The data below must be copied in full and without any change.

────
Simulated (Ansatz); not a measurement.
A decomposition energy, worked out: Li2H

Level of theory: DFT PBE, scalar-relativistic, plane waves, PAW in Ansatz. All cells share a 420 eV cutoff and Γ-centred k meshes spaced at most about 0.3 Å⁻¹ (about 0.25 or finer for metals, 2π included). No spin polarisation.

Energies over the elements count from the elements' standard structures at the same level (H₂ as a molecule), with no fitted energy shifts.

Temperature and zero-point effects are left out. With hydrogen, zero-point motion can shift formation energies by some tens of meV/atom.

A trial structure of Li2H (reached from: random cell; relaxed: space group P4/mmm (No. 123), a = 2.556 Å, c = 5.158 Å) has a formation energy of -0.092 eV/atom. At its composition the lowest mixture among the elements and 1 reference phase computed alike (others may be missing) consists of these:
────

WRITTEN SOLUTION:
Simulated (Ansatz); not a measurement.
A decomposition energy, worked out: Li2H

Level of theory: DFT PBE, scalar-relativistic, plane waves, PAW in Ansatz. All cells share a 420 eV cutoff and Γ-centred k meshes spaced at most about 0.3 Å⁻¹ (about 0.25 or finer for metals, 2π included). No spin polarisation.

Energies over the elements count from the elements' standard structures at the same level (H₂ as a molecule), with no fitted energy shifts.

Temperature and zero-point effects are left out. With hydrogen, zero-point motion can shift formation energies by some tens of meV/atom.

A trial structure of Li2H (reached from: random cell; relaxed: space group P4/mmm (No. 123), a = 2.556 Å, c = 5.158 Å) has a formation energy of -0.092 eV/atom. At its composition the lowest mixture among the elements and 1 reference phase computed alike (others may be missing) consists of these:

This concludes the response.